########################################

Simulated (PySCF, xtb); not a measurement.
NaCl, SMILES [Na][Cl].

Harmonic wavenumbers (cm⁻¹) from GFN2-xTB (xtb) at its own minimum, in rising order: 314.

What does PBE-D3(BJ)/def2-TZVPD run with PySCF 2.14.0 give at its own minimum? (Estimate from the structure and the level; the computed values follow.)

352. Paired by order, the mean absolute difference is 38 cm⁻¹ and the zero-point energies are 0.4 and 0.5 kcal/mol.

########################################

=== Required action ===
Set the records above down again. Match them exactly.

=== Expected answer ===
Simulated (PySCF, xtb); not a measurement.
NaCl, SMILES [Na][Cl].

Harmonic wavenumbers (cm⁻¹) from GFN2-xTB (xtb) at its own minimum, in rising order: 314.

What does PBE-D3(BJ)/def2-TZVPD run with PySCF 2.14.0 give at its own minimum? (Estimate from the structure and the level; the computed values follow.)

352. Paired by order, the mean absolute difference is 38 cm⁻¹ and the zero-point energies are 0.4 and 0.5 kcal/mol.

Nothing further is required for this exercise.